== Exercise data ==
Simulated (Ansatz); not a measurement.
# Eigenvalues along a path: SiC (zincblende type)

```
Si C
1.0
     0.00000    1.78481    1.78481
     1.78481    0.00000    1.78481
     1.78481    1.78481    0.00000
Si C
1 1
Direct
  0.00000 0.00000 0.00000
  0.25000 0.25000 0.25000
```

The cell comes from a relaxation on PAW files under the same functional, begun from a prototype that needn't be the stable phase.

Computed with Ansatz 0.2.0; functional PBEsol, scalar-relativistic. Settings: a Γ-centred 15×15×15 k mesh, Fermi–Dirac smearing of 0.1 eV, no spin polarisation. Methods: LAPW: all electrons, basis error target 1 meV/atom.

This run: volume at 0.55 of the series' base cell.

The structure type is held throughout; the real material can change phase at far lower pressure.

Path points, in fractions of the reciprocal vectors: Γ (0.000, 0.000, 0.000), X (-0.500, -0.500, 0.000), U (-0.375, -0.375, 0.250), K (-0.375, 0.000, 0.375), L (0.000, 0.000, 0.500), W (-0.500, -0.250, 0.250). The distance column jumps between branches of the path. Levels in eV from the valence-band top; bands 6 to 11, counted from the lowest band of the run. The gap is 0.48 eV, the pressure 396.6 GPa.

== Action item ==
Start with the line above that contains "The cell comes" and stop after the line that contains "The structure type". Output those lines exactly, and only those.

== Expected answer ==
The cell comes from a relaxation on PAW files under the same functional, begun from a prototype that needn't be the stable phase.

Computed with Ansatz 0.2.0; functional PBEsol, scalar-relativistic. Settings: a Γ-centred 15×15×15 k mesh, Fermi–Dirac smearing of 0.1 eV, no spin polarisation. Methods: LAPW: all electrons, basis error target 1 meV/atom.

This run: volume at 0.55 of the series' base cell.

The structure type is held throughout; the real material can change phase at far lower pressure.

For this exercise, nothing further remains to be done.